* **EXTRACTED RECORDS**
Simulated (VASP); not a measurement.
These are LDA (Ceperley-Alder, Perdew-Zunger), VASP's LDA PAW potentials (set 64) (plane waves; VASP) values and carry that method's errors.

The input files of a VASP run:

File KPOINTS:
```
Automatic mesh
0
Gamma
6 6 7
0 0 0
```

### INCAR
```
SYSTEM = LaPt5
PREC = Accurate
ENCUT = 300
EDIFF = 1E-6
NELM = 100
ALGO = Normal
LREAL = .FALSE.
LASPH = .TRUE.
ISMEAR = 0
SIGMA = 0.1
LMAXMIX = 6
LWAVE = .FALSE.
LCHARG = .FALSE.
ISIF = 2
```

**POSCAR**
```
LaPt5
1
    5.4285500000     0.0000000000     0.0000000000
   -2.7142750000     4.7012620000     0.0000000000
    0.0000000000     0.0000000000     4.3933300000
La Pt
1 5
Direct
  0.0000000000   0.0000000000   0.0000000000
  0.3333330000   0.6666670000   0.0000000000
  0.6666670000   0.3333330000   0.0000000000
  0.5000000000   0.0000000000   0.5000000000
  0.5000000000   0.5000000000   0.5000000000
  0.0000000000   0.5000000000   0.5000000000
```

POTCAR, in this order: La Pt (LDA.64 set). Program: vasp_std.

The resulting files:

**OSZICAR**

* **TASK ITEM**
Repeat the data in its entirety, word for word.

* **EXERCISE SOLUTION**
Simulated (VASP); not a measurement.
These are LDA (Ceperley-Alder, Perdew-Zunger), VASP's LDA PAW potentials (set 64) (plane waves; VASP) values and carry that method's errors.

The input files of a VASP run:

File KPOINTS:
```
Automatic mesh
0
Gamma
6 6 7
0 0 0
```

### INCAR
```
SYSTEM = LaPt5
PREC = Accurate
ENCUT = 300
EDIFF = 1E-6
NELM = 100
ALGO = Normal
LREAL = .FALSE.
LASPH = .TRUE.
ISMEAR = 0
SIGMA = 0.1
LMAXMIX = 6
LWAVE = .FALSE.
LCHARG = .FALSE.
ISIF = 2
```

**POSCAR**
```
LaPt5
1
    5.4285500000     0.0000000000     0.0000000000
   -2.7142750000     4.7012620000     0.0000000000
    0.0000000000     0.0000000000     4.3933300000
La Pt
1 5
Direct
  0.0000000000   0.0000000000   0.0000000000
  0.3333330000   0.6666670000   0.0000000000
  0.6666670000   0.3333330000   0.0000000000
  0.5000000000   0.0000000000   0.5000000000
  0.5000000000   0.5000000000   0.5000000000
  0.0000000000   0.5000000000   0.5000000000
```

POTCAR, in this order: La Pt (LDA.64 set). Program: vasp_std.

The resulting files:

**OSZICAR**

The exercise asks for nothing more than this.